--------

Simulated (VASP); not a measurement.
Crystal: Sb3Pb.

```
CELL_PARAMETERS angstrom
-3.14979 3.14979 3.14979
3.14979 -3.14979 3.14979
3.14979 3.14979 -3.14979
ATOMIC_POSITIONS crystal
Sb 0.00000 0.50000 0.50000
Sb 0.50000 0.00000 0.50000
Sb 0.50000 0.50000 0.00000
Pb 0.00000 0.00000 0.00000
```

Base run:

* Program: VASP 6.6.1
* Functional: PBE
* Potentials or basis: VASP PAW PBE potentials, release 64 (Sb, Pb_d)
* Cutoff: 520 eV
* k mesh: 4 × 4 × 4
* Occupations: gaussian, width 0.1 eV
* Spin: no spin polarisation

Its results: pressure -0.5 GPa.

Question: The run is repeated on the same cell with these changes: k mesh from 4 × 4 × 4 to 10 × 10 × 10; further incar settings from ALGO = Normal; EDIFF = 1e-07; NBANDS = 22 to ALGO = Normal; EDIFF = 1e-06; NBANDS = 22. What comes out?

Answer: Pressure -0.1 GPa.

--------

▸ **Action item**
All of the data above should be written out again word for word.

▸ **Task solution**
Simulated (VASP); not a measurement.
Crystal: Sb3Pb.

```
CELL_PARAMETERS angstrom
-3.14979 3.14979 3.14979
3.14979 -3.14979 3.14979
3.14979 3.14979 -3.14979
ATOMIC_POSITIONS crystal
Sb 0.00000 0.50000 0.50000
Sb 0.50000 0.00000 0.50000
Sb 0.50000 0.50000 0.00000
Pb 0.00000 0.00000 0.00000
```

Base run:

* Program: VASP 6.6.1
* Functional: PBE
* Potentials or basis: VASP PAW PBE potentials, release 64 (Sb, Pb_d)
* Cutoff: 520 eV
* k mesh: 4 × 4 × 4
* Occupations: gaussian, width 0.1 eV
* Spin: no spin polarisation

Its results: pressure -0.5 GPa.

Question: The run is repeated on the same cell with these changes: k mesh from 4 × 4 × 4 to 10 × 10 × 10; further incar settings from ALGO = Normal; EDIFF = 1e-07; NBANDS = 22 to ALGO = Normal; EDIFF = 1e-06; NBANDS = 22. What comes out?

Answer: Pressure -0.1 GPa.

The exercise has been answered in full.